SUPPLIED ENTRIES START

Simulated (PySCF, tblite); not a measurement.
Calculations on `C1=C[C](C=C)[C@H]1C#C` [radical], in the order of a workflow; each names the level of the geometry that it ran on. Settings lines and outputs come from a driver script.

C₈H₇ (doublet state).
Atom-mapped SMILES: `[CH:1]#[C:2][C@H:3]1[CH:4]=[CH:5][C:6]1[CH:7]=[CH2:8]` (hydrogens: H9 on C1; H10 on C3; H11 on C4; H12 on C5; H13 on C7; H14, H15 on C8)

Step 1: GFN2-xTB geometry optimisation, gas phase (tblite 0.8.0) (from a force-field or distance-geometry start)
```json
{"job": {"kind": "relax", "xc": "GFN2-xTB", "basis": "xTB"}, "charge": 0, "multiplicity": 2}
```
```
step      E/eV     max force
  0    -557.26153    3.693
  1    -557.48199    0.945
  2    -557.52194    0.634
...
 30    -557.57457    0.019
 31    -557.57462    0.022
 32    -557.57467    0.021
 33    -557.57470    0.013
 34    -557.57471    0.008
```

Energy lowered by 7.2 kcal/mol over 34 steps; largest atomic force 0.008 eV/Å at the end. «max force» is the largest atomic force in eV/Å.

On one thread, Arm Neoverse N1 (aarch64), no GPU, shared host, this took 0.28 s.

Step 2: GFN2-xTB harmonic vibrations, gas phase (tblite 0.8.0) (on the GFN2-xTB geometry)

SUPPLIED ENTRIES END

### WORK REQUEST
Return the lines above precisely as they appear, beginning at the first line and ending at the line with "On one thread, Arm", and nothing after it.

### ANSWER SECTION
Simulated (PySCF, tblite); not a measurement.
Calculations on `C1=C[C](C=C)[C@H]1C#C` [radical], in the order of a workflow; each names the level of the geometry that it ran on. Settings lines and outputs come from a driver script.

C₈H₇ (doublet state).
Atom-mapped SMILES: `[CH:1]#[C:2][C@H:3]1[CH:4]=[CH:5][C:6]1[CH:7]=[CH2:8]` (hydrogens: H9 on C1; H10 on C3; H11 on C4; H12 on C5; H13 on C7; H14, H15 on C8)

Step 1: GFN2-xTB geometry optimisation, gas phase (tblite 0.8.0) (from a force-field or distance-geometry start)
```json
{"job": {"kind": "relax", "xc": "GFN2-xTB", "basis": "xTB"}, "charge": 0, "multiplicity": 2}
```
```
step      E/eV     max force
  0    -557.26153    3.693
  1    -557.48199    0.945
  2    -557.52194    0.634
...
 30    -557.57457    0.019
 31    -557.57462    0.022
 32    -557.57467    0.021
 33    -557.57470    0.013
 34    -557.57471    0.008
```

Energy lowered by 7.2 kcal/mol over 34 steps; largest atomic force 0.008 eV/Å at the end. «max force» is the largest atomic force in eV/Å.

On one thread, Arm Neoverse N1 (aarch64), no GPU, shared host, this took 0.28 s.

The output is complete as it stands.